▶ [Work instruction]
Extract all data as written.

▶ [Provided data]
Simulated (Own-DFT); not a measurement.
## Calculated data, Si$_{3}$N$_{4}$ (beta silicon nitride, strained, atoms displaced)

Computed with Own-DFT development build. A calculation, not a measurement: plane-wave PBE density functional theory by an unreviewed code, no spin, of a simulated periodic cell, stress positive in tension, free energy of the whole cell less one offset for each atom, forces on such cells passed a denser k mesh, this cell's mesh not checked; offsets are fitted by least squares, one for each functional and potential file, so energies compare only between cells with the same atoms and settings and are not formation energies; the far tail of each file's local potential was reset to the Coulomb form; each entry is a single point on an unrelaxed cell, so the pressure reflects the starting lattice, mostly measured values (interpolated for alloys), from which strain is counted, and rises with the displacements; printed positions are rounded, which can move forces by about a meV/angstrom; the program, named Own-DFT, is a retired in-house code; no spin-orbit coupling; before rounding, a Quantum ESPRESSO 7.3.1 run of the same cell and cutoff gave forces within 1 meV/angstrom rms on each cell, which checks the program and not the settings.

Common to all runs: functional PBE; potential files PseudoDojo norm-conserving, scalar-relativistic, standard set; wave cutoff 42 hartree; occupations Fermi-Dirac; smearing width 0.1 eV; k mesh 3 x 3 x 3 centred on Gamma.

▶ [Exercise output]
Simulated (Own-DFT); not a measurement.
## Calculated data, Si$_{3}$N$_{4}$ (beta silicon nitride, strained, atoms displaced)

Computed with Own-DFT development build. A calculation, not a measurement: plane-wave PBE density functional theory by an unreviewed code, no spin, of a simulated periodic cell, stress positive in tension, free energy of the whole cell less one offset for each atom, forces on such cells passed a denser k mesh, this cell's mesh not checked; offsets are fitted by least squares, one for each functional and potential file, so energies compare only between cells with the same atoms and settings and are not formation energies; the far tail of each file's local potential was reset to the Coulomb form; each entry is a single point on an unrelaxed cell, so the pressure reflects the starting lattice, mostly measured values (interpolated for alloys), from which strain is counted, and rises with the displacements; printed positions are rounded, which can move forces by about a meV/angstrom; the program, named Own-DFT, is a retired in-house code; no spin-orbit coupling; before rounding, a Quantum ESPRESSO 7.3.1 run of the same cell and cutoff gave forces within 1 meV/angstrom rms on each cell, which checks the program and not the settings.

Common to all runs: functional PBE; potential files PseudoDojo norm-conserving, scalar-relativistic, standard set; wave cutoff 42 hartree; occupations Fermi-Dirac; smearing width 0.1 eV; k mesh 3 x 3 x 3 centred on Gamma.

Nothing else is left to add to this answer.